Exercise
The data below is to be repeated in full, exactly as given.

**** Data records

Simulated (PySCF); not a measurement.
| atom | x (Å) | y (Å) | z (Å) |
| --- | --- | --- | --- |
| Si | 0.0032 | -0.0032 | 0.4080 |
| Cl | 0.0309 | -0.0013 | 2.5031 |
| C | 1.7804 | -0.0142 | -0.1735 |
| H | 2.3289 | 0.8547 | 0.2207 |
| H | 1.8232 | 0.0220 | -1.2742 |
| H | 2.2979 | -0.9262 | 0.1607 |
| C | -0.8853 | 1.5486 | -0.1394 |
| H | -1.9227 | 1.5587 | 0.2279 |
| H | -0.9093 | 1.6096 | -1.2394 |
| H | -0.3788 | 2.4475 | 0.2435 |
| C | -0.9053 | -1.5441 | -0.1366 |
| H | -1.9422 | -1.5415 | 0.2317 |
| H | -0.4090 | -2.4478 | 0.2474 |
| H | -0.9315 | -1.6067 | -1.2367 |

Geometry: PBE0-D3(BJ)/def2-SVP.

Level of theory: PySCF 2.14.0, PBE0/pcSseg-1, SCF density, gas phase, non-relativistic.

********

Task answer
Simulated (PySCF); not a measurement.
| atom | x (Å) | y (Å) | z (Å) |
| --- | --- | --- | --- |
| Si | 0.0032 | -0.0032 | 0.4080 |
| Cl | 0.0309 | -0.0013 | 2.5031 |
| C | 1.7804 | -0.0142 | -0.1735 |
| H | 2.3289 | 0.8547 | 0.2207 |
| H | 1.8232 | 0.0220 | -1.2742 |
| H | 2.2979 | -0.9262 | 0.1607 |
| C | -0.8853 | 1.5486 | -0.1394 |
| H | -1.9227 | 1.5587 | 0.2279 |
| H | -0.9093 | 1.6096 | -1.2394 |
| H | -0.3788 | 2.4475 | 0.2435 |
| C | -0.9053 | -1.5441 | -0.1366 |
| H | -1.9422 | -1.5415 | 0.2317 |
| H | -0.4090 | -2.4478 | 0.2474 |
| H | -0.9315 | -1.6067 | -1.2367 |

Geometry: PBE0-D3(BJ)/def2-SVP.

Level of theory: PySCF 2.14.0, PBE0/pcSseg-1, SCF density, gas phase, non-relativistic.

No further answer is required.